Print the entries once more, unchanged.

*** Opening of Record set ***

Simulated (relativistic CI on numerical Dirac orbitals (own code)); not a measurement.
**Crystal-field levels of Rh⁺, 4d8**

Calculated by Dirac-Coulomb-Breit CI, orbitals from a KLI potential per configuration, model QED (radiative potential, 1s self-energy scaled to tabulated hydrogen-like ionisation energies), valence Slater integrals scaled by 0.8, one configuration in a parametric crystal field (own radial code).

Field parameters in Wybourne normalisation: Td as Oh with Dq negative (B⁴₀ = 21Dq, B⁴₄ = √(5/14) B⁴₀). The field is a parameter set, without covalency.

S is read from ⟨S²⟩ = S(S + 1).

*** Close of Record set ***

- Result:
Simulated (relativistic CI on numerical Dirac orbitals (own code)); not a measurement.
**Crystal-field levels of Rh⁺, 4d8**

Calculated by Dirac-Coulomb-Breit CI, orbitals from a KLI potential per configuration, model QED (radiative potential, 1s self-energy scaled to tabulated hydrogen-like ionisation energies), valence Slater integrals scaled by 0.8, one configuration in a parametric crystal field (own radial code).

Field parameters in Wybourne normalisation: Td as Oh with Dq negative (B⁴₀ = 21Dq, B⁴₄ = √(5/14) B⁴₀). The field is a parameter set, without covalency.

S is read from ⟨S²⟩ = S(S + 1).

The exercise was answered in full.